#### ASSIGNED TASK
Would you restate the entries below word for word, starting at the first line and ending with the one that has "Dipole correction: no"?

#### ENTRIES SHOWN
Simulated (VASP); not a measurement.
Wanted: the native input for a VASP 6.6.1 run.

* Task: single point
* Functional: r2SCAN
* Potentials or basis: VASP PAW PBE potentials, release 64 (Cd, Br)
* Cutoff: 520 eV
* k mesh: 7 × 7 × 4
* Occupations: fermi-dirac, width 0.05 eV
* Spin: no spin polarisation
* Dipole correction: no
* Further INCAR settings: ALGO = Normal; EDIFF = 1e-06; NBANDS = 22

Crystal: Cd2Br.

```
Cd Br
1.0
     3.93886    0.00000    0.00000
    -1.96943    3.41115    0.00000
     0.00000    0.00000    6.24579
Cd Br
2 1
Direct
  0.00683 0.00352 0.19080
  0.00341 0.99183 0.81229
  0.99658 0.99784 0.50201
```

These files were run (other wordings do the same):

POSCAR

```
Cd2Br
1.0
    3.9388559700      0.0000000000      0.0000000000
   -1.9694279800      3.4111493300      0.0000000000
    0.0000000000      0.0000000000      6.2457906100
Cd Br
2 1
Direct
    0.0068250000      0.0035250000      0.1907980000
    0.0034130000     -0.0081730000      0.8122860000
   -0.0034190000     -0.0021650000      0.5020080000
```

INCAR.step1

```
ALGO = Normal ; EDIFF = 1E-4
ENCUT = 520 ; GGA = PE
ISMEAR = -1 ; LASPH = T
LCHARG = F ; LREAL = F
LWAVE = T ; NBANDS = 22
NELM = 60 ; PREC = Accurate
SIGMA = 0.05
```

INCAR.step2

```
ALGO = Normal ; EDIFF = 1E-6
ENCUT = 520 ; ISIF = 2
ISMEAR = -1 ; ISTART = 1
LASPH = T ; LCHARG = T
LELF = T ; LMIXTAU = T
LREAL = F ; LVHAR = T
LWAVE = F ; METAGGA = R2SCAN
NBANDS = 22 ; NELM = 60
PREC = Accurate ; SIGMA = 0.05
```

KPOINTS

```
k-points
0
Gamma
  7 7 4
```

#### WRITTEN ANSWER
Simulated (VASP); not a measurement.
Wanted: the native input for a VASP 6.6.1 run.

* Task: single point
* Functional: r2SCAN
* Potentials or basis: VASP PAW PBE potentials, release 64 (Cd, Br)
* Cutoff: 520 eV
* k mesh: 7 × 7 × 4
* Occupations: fermi-dirac, width 0.05 eV
* Spin: no spin polarisation
* Dipole correction: no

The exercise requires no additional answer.